REQUIRED ACTION:
The entries below must be transcribed exactly. Leave nothing out.

GIVEN DATA:
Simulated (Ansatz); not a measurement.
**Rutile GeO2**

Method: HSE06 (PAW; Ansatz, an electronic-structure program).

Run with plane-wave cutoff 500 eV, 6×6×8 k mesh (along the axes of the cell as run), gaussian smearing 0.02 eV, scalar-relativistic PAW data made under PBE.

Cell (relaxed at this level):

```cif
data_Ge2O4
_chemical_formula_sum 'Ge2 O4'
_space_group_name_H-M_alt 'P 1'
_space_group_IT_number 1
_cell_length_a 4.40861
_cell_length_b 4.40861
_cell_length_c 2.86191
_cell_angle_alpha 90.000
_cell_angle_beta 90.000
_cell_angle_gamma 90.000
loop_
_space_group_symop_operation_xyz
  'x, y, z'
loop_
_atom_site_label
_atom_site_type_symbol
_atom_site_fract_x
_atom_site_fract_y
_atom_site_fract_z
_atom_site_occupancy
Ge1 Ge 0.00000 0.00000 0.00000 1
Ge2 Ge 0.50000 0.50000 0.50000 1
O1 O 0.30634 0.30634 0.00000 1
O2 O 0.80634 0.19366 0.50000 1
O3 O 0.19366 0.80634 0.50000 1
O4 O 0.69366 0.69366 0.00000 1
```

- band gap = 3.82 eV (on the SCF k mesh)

TASK ANSWER:
Simulated (Ansatz); not a measurement.
**Rutile GeO2**

Method: HSE06 (PAW; Ansatz, an electronic-structure program).

Run with plane-wave cutoff 500 eV, 6×6×8 k mesh (along the axes of the cell as run), gaussian smearing 0.02 eV, scalar-relativistic PAW data made under PBE.

Cell (relaxed at this level):

```cif
data_Ge2O4
_chemical_formula_sum 'Ge2 O4'
_space_group_name_H-M_alt 'P 1'
_space_group_IT_number 1
_cell_length_a 4.40861
_cell_length_b 4.40861
_cell_length_c 2.86191
_cell_angle_alpha 90.000
_cell_angle_beta 90.000
_cell_angle_gamma 90.000
loop_
_space_group_symop_operation_xyz
  'x, y, z'
loop_
_atom_site_label
_atom_site_type_symbol
_atom_site_fract_x
_atom_site_fract_y
_atom_site_fract_z
_atom_site_occupancy
Ge1 Ge 0.00000 0.00000 0.00000 1
Ge2 Ge 0.50000 0.50000 0.50000 1
O1 O 0.30634 0.30634 0.00000 1
O2 O 0.80634 0.19366 0.50000 1
O3 O 0.19366 0.80634 0.50000 1
O4 O 0.69366 0.69366 0.00000 1
```

- band gap = 3.82 eV (on the SCF k mesh)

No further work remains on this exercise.